--------

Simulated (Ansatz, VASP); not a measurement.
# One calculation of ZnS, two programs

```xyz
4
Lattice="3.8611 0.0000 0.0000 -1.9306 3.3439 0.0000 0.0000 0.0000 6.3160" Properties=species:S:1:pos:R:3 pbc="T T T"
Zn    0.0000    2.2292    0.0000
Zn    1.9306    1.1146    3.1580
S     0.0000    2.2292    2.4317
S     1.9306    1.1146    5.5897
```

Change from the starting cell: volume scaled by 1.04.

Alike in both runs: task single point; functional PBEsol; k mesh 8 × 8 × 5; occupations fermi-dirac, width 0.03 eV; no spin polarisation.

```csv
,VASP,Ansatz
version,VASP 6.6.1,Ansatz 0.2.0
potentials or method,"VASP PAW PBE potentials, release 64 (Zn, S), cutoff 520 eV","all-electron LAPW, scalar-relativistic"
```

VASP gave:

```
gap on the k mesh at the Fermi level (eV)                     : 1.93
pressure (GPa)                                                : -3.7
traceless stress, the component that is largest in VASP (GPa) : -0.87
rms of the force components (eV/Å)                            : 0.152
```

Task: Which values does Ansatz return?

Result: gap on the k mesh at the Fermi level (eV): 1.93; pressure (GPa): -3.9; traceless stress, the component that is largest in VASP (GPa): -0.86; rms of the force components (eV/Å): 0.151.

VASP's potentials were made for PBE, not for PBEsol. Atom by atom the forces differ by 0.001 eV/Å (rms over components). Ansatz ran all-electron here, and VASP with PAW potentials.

--------

REQUIRED ACTION
Output must consist only of the listing's lines from the first through the line with "Result: gap on", reproduced word for word.

EXERCISE RESULT
Simulated (Ansatz, VASP); not a measurement.
# One calculation of ZnS, two programs

```xyz
4
Lattice="3.8611 0.0000 0.0000 -1.9306 3.3439 0.0000 0.0000 0.0000 6.3160" Properties=species:S:1:pos:R:3 pbc="T T T"
Zn    0.0000    2.2292    0.0000
Zn    1.9306    1.1146    3.1580
S     0.0000    2.2292    2.4317
S     1.9306    1.1146    5.5897
```

Change from the starting cell: volume scaled by 1.04.

Alike in both runs: task single point; functional PBEsol; k mesh 8 × 8 × 5; occupations fermi-dirac, width 0.03 eV; no spin polarisation.

```csv
,VASP,Ansatz
version,VASP 6.6.1,Ansatz 0.2.0
potentials or method,"VASP PAW PBE potentials, release 64 (Zn, S), cutoff 520 eV","all-electron LAPW, scalar-relativistic"
```

VASP gave:

```
gap on the k mesh at the Fermi level (eV)                     : 1.93
pressure (GPa)                                                : -3.7
traceless stress, the component that is largest in VASP (GPa) : -0.87
rms of the force components (eV/Å)                            : 0.152
```

Task: Which values does Ansatz return?

Result: gap on the k mesh at the Fermi level (eV): 1.93; pressure (GPa): -3.9; traceless stress, the component that is largest in VASP (GPa): -0.86; rms of the force components (eV/Å): 0.151.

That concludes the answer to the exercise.